Work order
Find the line in the entries below that contains "4p1/2 | -217.1 |". Repeat it exactly, and every line after it through the line that contains "input.xml is that of step 2.".

Data extract
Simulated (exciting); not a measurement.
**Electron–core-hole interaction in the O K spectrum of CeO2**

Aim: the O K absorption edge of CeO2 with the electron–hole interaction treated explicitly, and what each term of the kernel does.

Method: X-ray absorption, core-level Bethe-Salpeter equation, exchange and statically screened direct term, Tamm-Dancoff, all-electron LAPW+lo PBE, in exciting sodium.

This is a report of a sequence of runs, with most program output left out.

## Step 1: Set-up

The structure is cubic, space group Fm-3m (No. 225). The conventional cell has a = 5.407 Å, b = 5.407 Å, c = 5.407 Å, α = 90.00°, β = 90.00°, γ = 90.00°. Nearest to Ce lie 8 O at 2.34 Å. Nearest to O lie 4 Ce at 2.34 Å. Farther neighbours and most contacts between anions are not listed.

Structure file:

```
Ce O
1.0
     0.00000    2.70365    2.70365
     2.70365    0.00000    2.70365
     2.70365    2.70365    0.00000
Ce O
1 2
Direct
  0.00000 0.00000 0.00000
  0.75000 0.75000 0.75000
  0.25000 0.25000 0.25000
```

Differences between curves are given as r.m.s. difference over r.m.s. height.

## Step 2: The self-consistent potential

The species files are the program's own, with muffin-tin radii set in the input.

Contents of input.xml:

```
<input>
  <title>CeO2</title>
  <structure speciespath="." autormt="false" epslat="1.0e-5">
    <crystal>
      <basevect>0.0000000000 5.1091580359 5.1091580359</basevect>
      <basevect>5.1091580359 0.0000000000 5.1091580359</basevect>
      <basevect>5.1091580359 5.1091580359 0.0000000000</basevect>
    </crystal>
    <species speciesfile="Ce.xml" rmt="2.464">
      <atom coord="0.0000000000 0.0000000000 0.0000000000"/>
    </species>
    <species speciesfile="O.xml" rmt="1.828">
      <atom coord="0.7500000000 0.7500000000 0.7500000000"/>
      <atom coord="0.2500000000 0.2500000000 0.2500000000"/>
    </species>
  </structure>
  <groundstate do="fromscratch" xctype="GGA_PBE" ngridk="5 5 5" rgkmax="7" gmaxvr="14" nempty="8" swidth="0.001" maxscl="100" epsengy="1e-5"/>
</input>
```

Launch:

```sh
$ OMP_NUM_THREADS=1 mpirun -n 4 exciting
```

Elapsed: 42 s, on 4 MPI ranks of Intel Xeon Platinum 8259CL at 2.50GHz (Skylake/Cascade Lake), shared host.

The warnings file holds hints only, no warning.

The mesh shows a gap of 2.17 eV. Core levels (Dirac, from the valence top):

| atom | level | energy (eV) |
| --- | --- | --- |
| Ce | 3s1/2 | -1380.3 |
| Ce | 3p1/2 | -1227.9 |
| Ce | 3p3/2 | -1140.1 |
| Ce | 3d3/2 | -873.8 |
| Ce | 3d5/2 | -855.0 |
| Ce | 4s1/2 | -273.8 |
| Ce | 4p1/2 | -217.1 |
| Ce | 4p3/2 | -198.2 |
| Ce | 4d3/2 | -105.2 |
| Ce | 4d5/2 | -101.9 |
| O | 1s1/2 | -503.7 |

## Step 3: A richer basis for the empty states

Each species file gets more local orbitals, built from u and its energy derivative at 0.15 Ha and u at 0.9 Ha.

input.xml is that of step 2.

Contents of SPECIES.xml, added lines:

Exercise output
| Ce | 4p1/2 | -217.1 |
| Ce | 4p3/2 | -198.2 |
| Ce | 4d3/2 | -105.2 |
| Ce | 4d5/2 | -101.9 |
| O | 1s1/2 | -503.7 |

## Step 3: A richer basis for the empty states

Each species file gets more local orbitals, built from u and its energy derivative at 0.15 Ha and u at 0.9 Ha.

input.xml is that of step 2.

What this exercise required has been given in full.